- _Work task_:
Copy all of the records below verbatim.

*** Extracted entries ***

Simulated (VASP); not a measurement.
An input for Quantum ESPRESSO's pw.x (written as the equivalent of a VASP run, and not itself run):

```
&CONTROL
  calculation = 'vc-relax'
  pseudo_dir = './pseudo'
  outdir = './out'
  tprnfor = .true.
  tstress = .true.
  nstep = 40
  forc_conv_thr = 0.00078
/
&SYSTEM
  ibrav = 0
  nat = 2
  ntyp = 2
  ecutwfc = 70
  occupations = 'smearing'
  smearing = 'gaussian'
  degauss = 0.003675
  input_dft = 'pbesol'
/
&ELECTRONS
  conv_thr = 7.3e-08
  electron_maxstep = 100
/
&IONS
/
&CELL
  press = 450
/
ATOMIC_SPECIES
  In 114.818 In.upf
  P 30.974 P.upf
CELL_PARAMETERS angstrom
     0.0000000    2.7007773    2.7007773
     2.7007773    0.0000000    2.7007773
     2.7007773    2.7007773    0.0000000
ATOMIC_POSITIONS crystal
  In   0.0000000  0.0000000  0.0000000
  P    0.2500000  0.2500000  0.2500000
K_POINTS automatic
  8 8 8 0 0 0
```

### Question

***

- _Result_:
Simulated (VASP); not a measurement.
An input for Quantum ESPRESSO's pw.x (written as the equivalent of a VASP run, and not itself run):

```
&CONTROL
  calculation = 'vc-relax'
  pseudo_dir = './pseudo'
  outdir = './out'
  tprnfor = .true.
  tstress = .true.
  nstep = 40
  forc_conv_thr = 0.00078
/
&SYSTEM
  ibrav = 0
  nat = 2
  ntyp = 2
  ecutwfc = 70
  occupations = 'smearing'
  smearing = 'gaussian'
  degauss = 0.003675
  input_dft = 'pbesol'
/
&ELECTRONS
  conv_thr = 7.3e-08
  electron_maxstep = 100
/
&IONS
/
&CELL
  press = 450
/
ATOMIC_SPECIES
  In 114.818 In.upf
  P 30.974 P.upf
CELL_PARAMETERS angstrom
     0.0000000    2.7007773    2.7007773
     2.7007773    0.0000000    2.7007773
     2.7007773    2.7007773    0.0000000
ATOMIC_POSITIONS crystal
  In   0.0000000  0.0000000  0.0000000
  P    0.2500000  0.2500000  0.2500000
K_POINTS automatic
  8 8 8 0 0 0
```

### Question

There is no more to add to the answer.